(Requirement)
Word for word, restate the lines from the start of the data below through the line containing "Here is a VASP 6.6.1 calculation.".

(Supplied entries)
------

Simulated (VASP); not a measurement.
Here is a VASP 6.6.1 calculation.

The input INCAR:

------

(Worked solution)
Simulated (VASP); not a measurement.
Here is a VASP 6.6.1 calculation.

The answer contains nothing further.